# WORK REQUEST:
Your answer must be the lines of the entries below, exactly as written, from the first line through the line containing "- Spin: no spin polarisation".

# MATERIAL SUPPLIED:
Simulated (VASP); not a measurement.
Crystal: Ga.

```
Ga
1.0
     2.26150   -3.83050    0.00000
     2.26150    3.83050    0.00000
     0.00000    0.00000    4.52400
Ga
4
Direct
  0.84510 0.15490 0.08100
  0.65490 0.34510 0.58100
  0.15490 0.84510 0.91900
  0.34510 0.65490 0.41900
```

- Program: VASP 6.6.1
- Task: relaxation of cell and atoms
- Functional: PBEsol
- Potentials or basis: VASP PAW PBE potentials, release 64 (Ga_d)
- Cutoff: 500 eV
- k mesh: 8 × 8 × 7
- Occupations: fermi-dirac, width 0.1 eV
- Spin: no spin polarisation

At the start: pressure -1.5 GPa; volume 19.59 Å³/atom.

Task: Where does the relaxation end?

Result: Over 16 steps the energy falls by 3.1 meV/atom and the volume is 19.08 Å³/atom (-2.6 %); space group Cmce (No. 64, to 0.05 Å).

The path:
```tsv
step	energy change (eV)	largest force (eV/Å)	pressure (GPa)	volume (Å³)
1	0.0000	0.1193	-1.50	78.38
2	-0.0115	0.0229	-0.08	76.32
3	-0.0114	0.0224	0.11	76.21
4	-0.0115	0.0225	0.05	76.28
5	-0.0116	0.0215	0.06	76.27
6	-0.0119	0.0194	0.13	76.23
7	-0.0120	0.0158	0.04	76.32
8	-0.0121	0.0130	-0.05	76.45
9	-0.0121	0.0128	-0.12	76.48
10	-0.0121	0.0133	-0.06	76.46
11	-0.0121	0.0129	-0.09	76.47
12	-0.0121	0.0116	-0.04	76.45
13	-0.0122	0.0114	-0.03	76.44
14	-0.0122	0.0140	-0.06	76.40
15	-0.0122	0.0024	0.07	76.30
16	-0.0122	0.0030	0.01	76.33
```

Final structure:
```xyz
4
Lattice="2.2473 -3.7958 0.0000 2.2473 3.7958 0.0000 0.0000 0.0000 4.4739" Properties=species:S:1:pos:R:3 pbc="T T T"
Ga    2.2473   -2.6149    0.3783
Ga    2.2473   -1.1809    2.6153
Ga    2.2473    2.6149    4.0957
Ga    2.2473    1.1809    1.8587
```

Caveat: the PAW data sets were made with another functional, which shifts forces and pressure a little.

# RESPONSE BOX:
Simulated (VASP); not a measurement.
Crystal: Ga.

```
Ga
1.0
     2.26150   -3.83050    0.00000
     2.26150    3.83050    0.00000
     0.00000    0.00000    4.52400
Ga
4
Direct
  0.84510 0.15490 0.08100
  0.65490 0.34510 0.58100
  0.15490 0.84510 0.91900
  0.34510 0.65490 0.41900
```

- Program: VASP 6.6.1
- Task: relaxation of cell and atoms
- Functional: PBEsol
- Potentials or basis: VASP PAW PBE potentials, release 64 (Ga_d)
- Cutoff: 500 eV
- k mesh: 8 × 8 × 7
- Occupations: fermi-dirac, width 0.1 eV
- Spin: no spin polarisation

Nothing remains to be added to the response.